------------------------------------

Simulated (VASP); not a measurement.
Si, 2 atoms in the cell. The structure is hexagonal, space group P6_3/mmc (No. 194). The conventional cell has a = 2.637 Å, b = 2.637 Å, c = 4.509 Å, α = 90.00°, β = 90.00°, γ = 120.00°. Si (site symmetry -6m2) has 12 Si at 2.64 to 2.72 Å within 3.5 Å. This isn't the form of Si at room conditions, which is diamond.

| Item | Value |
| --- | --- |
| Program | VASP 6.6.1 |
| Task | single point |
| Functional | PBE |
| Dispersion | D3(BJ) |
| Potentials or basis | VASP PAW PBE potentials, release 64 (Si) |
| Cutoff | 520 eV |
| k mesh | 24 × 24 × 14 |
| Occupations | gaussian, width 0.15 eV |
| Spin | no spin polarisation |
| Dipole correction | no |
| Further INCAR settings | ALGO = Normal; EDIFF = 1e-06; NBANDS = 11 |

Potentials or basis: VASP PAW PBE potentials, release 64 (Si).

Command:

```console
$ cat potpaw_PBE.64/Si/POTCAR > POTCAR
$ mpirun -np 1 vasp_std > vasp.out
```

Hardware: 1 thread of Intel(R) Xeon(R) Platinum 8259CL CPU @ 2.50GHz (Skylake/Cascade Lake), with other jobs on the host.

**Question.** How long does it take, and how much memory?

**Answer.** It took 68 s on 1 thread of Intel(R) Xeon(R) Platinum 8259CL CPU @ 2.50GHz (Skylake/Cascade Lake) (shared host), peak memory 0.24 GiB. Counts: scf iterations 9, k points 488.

------------------------------------

Assignment -
Output all preceding records character for character.

Worked solution -
Simulated (VASP); not a measurement.
Si, 2 atoms in the cell. The structure is hexagonal, space group P6_3/mmc (No. 194). The conventional cell has a = 2.637 Å, b = 2.637 Å, c = 4.509 Å, α = 90.00°, β = 90.00°, γ = 120.00°. Si (site symmetry -6m2) has 12 Si at 2.64 to 2.72 Å within 3.5 Å. This isn't the form of Si at room conditions, which is diamond.

| Item | Value |
| --- | --- |
| Program | VASP 6.6.1 |
| Task | single point |
| Functional | PBE |
| Dispersion | D3(BJ) |
| Potentials or basis | VASP PAW PBE potentials, release 64 (Si) |
| Cutoff | 520 eV |
| k mesh | 24 × 24 × 14 |
| Occupations | gaussian, width 0.15 eV |
| Spin | no spin polarisation |
| Dipole correction | no |
| Further INCAR settings | ALGO = Normal; EDIFF = 1e-06; NBANDS = 11 |

Potentials or basis: VASP PAW PBE potentials, release 64 (Si).

Command:

```console
$ cat potpaw_PBE.64/Si/POTCAR > POTCAR
$ mpirun -np 1 vasp_std > vasp.out
```

Hardware: 1 thread of Intel(R) Xeon(R) Platinum 8259CL CPU @ 2.50GHz (Skylake/Cascade Lake), with other jobs on the host.

**Question.** How long does it take, and how much memory?

**Answer.** It took 68 s on 1 thread of Intel(R) Xeon(R) Platinum 8259CL CPU @ 2.50GHz (Skylake/Cascade Lake) (shared host), peak memory 0.24 GiB. Counts: scf iterations 9, k points 488.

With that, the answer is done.